All of the records must be repeated exactly as they read.

ENTRIES PROVIDED:
- - - - - - -

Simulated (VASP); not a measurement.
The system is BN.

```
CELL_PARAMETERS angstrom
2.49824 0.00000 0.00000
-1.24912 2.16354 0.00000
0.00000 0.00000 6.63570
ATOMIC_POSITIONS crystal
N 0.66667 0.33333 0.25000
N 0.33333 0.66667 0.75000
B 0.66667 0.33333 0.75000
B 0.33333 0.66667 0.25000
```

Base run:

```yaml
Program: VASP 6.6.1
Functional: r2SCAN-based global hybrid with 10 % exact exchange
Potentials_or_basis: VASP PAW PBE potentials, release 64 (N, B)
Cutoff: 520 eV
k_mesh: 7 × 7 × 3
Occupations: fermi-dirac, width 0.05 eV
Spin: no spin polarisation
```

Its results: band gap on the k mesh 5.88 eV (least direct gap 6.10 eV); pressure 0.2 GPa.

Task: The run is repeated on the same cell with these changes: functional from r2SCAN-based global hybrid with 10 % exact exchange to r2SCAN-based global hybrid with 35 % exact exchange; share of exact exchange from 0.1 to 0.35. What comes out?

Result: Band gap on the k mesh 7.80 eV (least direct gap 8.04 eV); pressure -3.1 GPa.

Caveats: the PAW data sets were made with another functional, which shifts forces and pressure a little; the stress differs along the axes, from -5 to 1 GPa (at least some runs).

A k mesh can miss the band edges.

- - - - - - -

EXPECTED ANSWER:
Simulated (VASP); not a measurement.
The system is BN.

```
CELL_PARAMETERS angstrom
2.49824 0.00000 0.00000
-1.24912 2.16354 0.00000
0.00000 0.00000 6.63570
ATOMIC_POSITIONS crystal
N 0.66667 0.33333 0.25000
N 0.33333 0.66667 0.75000
B 0.66667 0.33333 0.75000
B 0.33333 0.66667 0.25000
```

Base run:

```yaml
Program: VASP 6.6.1
Functional: r2SCAN-based global hybrid with 10 % exact exchange
Potentials_or_basis: VASP PAW PBE potentials, release 64 (N, B)
Cutoff: 520 eV
k_mesh: 7 × 7 × 3
Occupations: fermi-dirac, width 0.05 eV
Spin: no spin polarisation
```

Its results: band gap on the k mesh 5.88 eV (least direct gap 6.10 eV); pressure 0.2 GPa.

Task: The run is repeated on the same cell with these changes: functional from r2SCAN-based global hybrid with 10 % exact exchange to r2SCAN-based global hybrid with 35 % exact exchange; share of exact exchange from 0.1 to 0.35. What comes out?

Result: Band gap on the k mesh 7.80 eV (least direct gap 8.04 eV); pressure -3.1 GPa.

Caveats: the PAW data sets were made with another functional, which shifts forces and pressure a little; the stress differs along the axes, from -5 to 1 GPa (at least some runs).

A k mesh can miss the band edges.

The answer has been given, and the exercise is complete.